What appears from the first line of the records below through the line containing "Computed with Ansatz: DFT, PBE, plane" must be reproduced verbatim.

### MATERIAL SUPPLIED

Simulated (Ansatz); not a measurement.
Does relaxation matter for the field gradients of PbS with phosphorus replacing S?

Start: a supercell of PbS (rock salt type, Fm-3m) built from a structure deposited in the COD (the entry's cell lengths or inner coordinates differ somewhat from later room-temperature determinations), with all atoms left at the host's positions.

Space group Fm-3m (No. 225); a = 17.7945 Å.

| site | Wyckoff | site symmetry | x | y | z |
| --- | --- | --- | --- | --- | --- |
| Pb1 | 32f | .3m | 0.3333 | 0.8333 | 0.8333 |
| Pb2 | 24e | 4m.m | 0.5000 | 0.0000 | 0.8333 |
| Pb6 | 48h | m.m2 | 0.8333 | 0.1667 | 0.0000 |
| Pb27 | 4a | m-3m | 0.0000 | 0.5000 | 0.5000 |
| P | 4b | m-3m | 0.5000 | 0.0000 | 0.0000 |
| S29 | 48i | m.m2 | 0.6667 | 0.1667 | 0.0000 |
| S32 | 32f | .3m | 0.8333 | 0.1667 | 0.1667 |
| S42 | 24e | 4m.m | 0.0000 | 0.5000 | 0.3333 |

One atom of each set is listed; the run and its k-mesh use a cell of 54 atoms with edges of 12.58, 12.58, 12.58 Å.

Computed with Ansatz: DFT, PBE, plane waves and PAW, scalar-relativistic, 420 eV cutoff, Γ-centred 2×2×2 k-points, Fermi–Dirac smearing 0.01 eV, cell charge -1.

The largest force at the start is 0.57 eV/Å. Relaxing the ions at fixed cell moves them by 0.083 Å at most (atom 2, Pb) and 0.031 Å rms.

######

**ANSWER SECTION:**
Simulated (Ansatz); not a measurement.
Does relaxation matter for the field gradients of PbS with phosphorus replacing S?

Start: a supercell of PbS (rock salt type, Fm-3m) built from a structure deposited in the COD (the entry's cell lengths or inner coordinates differ somewhat from later room-temperature determinations), with all atoms left at the host's positions.

Space group Fm-3m (No. 225); a = 17.7945 Å.

| site | Wyckoff | site symmetry | x | y | z |
| --- | --- | --- | --- | --- | --- |
| Pb1 | 32f | .3m | 0.3333 | 0.8333 | 0.8333 |
| Pb2 | 24e | 4m.m | 0.5000 | 0.0000 | 0.8333 |
| Pb6 | 48h | m.m2 | 0.8333 | 0.1667 | 0.0000 |
| Pb27 | 4a | m-3m | 0.0000 | 0.5000 | 0.5000 |
| P | 4b | m-3m | 0.5000 | 0.0000 | 0.0000 |
| S29 | 48i | m.m2 | 0.6667 | 0.1667 | 0.0000 |
| S32 | 32f | .3m | 0.8333 | 0.1667 | 0.1667 |
| S42 | 24e | 4m.m | 0.0000 | 0.5000 | 0.3333 |

One atom of each set is listed; the run and its k-mesh use a cell of 54 atoms with edges of 12.58, 12.58, 12.58 Å.

Computed with Ansatz: DFT, PBE, plane waves and PAW, scalar-relativistic, 420 eV cutoff, Γ-centred 2×2×2 k-points, Fermi–Dirac smearing 0.01 eV, cell charge -1.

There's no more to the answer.